SOURCE INFORMATION: Begin

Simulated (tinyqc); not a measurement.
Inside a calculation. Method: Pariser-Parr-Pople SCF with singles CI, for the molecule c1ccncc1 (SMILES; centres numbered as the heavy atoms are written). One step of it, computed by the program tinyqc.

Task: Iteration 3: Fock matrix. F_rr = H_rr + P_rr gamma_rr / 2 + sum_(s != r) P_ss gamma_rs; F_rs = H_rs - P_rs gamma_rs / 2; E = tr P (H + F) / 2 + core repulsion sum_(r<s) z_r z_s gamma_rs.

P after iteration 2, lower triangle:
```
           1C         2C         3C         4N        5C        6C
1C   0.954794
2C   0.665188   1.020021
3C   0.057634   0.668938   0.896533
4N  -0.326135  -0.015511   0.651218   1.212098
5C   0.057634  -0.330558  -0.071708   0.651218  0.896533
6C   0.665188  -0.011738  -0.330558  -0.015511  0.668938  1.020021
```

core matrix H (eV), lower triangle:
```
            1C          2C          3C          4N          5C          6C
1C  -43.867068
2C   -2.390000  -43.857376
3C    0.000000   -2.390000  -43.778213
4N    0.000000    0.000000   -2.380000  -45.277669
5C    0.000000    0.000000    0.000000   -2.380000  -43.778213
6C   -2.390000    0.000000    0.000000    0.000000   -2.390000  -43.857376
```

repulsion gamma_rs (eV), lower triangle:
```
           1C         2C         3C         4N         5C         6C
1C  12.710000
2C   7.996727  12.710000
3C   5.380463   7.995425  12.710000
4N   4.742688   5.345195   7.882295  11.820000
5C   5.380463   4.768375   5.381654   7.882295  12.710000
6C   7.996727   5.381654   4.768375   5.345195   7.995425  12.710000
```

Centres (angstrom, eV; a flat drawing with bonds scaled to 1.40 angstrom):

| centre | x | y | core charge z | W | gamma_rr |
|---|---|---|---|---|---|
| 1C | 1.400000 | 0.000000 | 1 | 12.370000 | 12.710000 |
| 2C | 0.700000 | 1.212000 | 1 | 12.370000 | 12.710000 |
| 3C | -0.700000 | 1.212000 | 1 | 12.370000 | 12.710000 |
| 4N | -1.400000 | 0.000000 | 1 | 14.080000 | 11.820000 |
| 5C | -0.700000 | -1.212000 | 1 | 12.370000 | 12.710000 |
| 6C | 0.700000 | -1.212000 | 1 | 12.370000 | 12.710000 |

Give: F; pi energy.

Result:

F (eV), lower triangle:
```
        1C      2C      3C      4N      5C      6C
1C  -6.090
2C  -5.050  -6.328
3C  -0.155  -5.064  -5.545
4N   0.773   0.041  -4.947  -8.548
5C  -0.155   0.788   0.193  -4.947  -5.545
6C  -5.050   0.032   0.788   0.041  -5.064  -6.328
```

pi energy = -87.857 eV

SOURCE INFORMATION: End

Exactly as written, please transcribe the lines from the start of the records above to the line that holds "Task: Iteration 3: Fock", both ends included.

ANSWER SECTION:
Simulated (tinyqc); not a measurement.
Inside a calculation. Method: Pariser-Parr-Pople SCF with singles CI, for the molecule c1ccncc1 (SMILES; centres numbered as the heavy atoms are written). One step of it, computed by the program tinyqc.

Task: Iteration 3: Fock matrix. F_rr = H_rr + P_rr gamma_rr / 2 + sum_(s != r) P_ss gamma_rs; F_rs = H_rs - P_rs gamma_rs / 2; E = tr P (H + F) / 2 + core repulsion sum_(r<s) z_r z_s gamma_rs.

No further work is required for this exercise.